(Activity): Give again, word for word, each line below starting at the one that contains "- Task: single point" and ending at the one that contains "- Dipole correction: no".

##### Excerpted records
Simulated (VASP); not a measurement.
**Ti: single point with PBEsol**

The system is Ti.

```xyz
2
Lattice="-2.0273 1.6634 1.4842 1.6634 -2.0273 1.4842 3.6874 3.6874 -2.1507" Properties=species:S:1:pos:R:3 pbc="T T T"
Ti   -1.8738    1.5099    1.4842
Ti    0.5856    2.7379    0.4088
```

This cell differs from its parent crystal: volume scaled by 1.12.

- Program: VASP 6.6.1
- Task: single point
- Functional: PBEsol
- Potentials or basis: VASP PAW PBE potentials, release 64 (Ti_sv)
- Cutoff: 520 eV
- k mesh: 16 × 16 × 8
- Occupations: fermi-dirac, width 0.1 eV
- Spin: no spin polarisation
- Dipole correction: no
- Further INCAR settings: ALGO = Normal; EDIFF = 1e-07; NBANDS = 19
##########

(Task result):
- Task: single point
- Functional: PBEsol
- Potentials or basis: VASP PAW PBE potentials, release 64 (Ti_sv)
- Cutoff: 520 eV
- k mesh: 16 × 16 × 8
- Occupations: fermi-dirac, width 0.1 eV
- Spin: no spin polarisation
- Dipole correction: no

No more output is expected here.